**Work order:** Reproduce only the stretch of entries below that begins at the first line and ends at the line holding "8 atoms, charge 0, spin multiplicity 1.".

**Source data:**
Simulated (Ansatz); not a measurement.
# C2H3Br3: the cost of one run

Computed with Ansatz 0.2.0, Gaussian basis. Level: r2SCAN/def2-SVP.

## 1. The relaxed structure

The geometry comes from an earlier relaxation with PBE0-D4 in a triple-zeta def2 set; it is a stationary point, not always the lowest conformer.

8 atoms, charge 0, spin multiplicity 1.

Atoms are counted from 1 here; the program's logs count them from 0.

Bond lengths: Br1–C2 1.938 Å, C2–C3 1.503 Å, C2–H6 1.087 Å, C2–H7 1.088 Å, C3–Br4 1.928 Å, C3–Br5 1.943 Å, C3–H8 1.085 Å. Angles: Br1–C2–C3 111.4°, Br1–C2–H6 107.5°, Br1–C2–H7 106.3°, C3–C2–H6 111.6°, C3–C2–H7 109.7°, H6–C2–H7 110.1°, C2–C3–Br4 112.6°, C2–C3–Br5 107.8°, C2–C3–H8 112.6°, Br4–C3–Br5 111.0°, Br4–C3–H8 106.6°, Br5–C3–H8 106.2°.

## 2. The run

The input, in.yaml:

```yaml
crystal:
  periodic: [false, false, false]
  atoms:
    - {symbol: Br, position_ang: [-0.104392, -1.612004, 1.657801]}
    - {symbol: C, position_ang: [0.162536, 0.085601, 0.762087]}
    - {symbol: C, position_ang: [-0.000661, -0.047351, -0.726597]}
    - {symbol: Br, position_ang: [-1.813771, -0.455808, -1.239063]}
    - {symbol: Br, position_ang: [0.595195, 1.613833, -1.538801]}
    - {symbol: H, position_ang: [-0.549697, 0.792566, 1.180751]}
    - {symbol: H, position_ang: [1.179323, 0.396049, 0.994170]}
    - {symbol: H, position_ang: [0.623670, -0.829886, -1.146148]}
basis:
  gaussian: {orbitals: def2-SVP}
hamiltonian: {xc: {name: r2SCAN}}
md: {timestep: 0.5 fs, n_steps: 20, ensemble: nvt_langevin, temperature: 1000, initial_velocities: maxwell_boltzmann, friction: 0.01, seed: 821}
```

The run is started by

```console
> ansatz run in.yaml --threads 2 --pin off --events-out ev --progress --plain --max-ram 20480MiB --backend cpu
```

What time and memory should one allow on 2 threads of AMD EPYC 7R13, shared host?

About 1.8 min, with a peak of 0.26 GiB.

**Task answer:**
Simulated (Ansatz); not a measurement.
# C2H3Br3: the cost of one run

Computed with Ansatz 0.2.0, Gaussian basis. Level: r2SCAN/def2-SVP.

## 1. The relaxed structure

The geometry comes from an earlier relaxation with PBE0-D4 in a triple-zeta def2 set; it is a stationary point, not always the lowest conformer.

8 atoms, charge 0, spin multiplicity 1.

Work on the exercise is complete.